▶ **SUPPLIED RECORDS**
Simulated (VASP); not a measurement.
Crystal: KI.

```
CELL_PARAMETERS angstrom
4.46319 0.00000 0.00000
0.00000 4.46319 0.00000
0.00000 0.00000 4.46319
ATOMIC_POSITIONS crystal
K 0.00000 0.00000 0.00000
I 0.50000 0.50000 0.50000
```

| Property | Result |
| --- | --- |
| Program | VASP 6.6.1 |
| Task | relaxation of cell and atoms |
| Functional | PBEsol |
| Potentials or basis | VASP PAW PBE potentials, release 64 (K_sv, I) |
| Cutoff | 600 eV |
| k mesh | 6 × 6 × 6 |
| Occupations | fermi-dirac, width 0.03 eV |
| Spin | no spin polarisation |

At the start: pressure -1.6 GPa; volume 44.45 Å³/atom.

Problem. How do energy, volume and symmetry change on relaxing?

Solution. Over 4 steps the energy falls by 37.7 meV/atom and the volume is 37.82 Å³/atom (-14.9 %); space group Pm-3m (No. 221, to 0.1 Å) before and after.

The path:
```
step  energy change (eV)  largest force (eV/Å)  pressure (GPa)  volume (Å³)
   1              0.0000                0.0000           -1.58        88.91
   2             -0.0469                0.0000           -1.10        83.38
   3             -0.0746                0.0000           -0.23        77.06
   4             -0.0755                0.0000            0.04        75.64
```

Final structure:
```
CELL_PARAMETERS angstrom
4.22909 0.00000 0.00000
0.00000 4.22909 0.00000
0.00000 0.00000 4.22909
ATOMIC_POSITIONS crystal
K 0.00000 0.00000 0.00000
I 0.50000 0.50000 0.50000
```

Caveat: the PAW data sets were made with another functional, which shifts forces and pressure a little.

▶ **EXERCISE**
Your task is to restate, word for word, only those lines above that fall between the line holding "Property | Result |" and the line holding "Problem. How do", inclusive.

▶ **YOUR SOLUTION**
| Property | Result |
| --- | --- |
| Program | VASP 6.6.1 |
| Task | relaxation of cell and atoms |
| Functional | PBEsol |
| Potentials or basis | VASP PAW PBE potentials, release 64 (K_sv, I) |
| Cutoff | 600 eV |
| k mesh | 6 × 6 × 6 |
| Occupations | fermi-dirac, width 0.03 eV |
| Spin | no spin polarisation |

At the start: pressure -1.6 GPa; volume 44.45 Å³/atom.

Problem. How do energy, volume and symmetry change on relaxing?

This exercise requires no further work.